* [Exercise]:
Going from the top of the data below, give again each line through the one containing "2012 | 44.1 |", both ends kept.

====

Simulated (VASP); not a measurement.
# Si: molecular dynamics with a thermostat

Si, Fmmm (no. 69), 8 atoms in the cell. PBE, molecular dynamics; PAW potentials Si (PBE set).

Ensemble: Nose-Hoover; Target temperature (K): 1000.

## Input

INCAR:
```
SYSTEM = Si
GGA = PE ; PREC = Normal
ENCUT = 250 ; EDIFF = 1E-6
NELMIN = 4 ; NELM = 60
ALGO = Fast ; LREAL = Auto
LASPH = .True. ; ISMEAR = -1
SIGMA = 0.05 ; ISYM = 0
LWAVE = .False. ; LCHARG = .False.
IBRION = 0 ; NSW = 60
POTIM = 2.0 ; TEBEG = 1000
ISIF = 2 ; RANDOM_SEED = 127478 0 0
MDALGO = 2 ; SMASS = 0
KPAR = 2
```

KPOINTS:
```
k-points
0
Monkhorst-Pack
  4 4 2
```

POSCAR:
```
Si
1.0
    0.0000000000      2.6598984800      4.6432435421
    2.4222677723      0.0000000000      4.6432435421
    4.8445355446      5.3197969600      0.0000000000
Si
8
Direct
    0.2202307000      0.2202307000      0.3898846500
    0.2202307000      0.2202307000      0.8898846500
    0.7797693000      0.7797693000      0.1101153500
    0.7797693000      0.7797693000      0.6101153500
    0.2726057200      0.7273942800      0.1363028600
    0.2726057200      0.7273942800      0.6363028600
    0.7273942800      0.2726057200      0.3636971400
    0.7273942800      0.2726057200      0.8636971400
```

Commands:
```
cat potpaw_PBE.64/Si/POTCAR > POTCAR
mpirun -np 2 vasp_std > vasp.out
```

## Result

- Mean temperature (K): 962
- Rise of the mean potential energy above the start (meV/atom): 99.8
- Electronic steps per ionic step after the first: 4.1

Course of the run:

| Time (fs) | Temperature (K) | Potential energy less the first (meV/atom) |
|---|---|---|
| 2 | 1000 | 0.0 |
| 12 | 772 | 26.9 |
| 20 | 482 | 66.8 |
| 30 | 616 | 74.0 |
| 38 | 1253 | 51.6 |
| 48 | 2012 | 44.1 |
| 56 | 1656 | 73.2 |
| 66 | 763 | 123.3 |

====

* [Answer area]:
Simulated (VASP); not a measurement.
# Si: molecular dynamics with a thermostat

Si, Fmmm (no. 69), 8 atoms in the cell. PBE, molecular dynamics; PAW potentials Si (PBE set).

Ensemble: Nose-Hoover; Target temperature (K): 1000.

## Input

INCAR:
```
SYSTEM = Si
GGA = PE ; PREC = Normal
ENCUT = 250 ; EDIFF = 1E-6
NELMIN = 4 ; NELM = 60
ALGO = Fast ; LREAL = Auto
LASPH = .True. ; ISMEAR = -1
SIGMA = 0.05 ; ISYM = 0
LWAVE = .False. ; LCHARG = .False.
IBRION = 0 ; NSW = 60
POTIM = 2.0 ; TEBEG = 1000
ISIF = 2 ; RANDOM_SEED = 127478 0 0
MDALGO = 2 ; SMASS = 0
KPAR = 2
```

KPOINTS:
```
k-points
0
Monkhorst-Pack
  4 4 2
```

POSCAR:
```
Si
1.0
    0.0000000000      2.6598984800      4.6432435421
    2.4222677723      0.0000000000      4.6432435421
    4.8445355446      5.3197969600      0.0000000000
Si
8
Direct
    0.2202307000      0.2202307000      0.3898846500
    0.2202307000      0.2202307000      0.8898846500
    0.7797693000      0.7797693000      0.1101153500
    0.7797693000      0.7797693000      0.6101153500
    0.2726057200      0.7273942800      0.1363028600
    0.2726057200      0.7273942800      0.6363028600
    0.7273942800      0.2726057200      0.3636971400
    0.7273942800      0.2726057200      0.8636971400
```

Commands:
```
cat potpaw_PBE.64/Si/POTCAR > POTCAR
mpirun -np 2 vasp_std > vasp.out
```

## Result

- Mean temperature (K): 962
- Rise of the mean potential energy above the start (meV/atom): 99.8
- Electronic steps per ionic step after the first: 4.1

Course of the run:

| Time (fs) | Temperature (K) | Potential energy less the first (meV/atom) |
|---|---|---|
| 2 | 1000 | 0.0 |
| 12 | 772 | 26.9 |
| 20 | 482 | 66.8 |
| 30 | 616 | 74.0 |
| 38 | 1253 | 51.6 |
| 48 | 2012 | 44.1 |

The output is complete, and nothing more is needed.